Work instruction ▸
The whole listing below should be duplicated exactly, with nothing left out.

Material shown ▸
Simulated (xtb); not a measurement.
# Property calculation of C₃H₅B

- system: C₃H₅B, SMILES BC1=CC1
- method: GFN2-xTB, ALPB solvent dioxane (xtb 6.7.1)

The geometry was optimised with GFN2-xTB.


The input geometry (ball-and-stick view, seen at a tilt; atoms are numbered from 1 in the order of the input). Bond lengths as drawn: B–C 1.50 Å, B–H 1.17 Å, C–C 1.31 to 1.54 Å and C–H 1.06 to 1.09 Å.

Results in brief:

Written response ▸
Simulated (xtb); not a measurement.
# Property calculation of C₃H₅B

- system: C₃H₅B, SMILES BC1=CC1
- method: GFN2-xTB, ALPB solvent dioxane (xtb 6.7.1)

The geometry was optimised with GFN2-xTB.


The input geometry (ball-and-stick view, seen at a tilt; atoms are numbered from 1 in the order of the input). Bond lengths as drawn: B–C 1.50 Å, B–H 1.17 Å, C–C 1.31 to 1.54 Å and C–H 1.06 to 1.09 Å.

Results in brief:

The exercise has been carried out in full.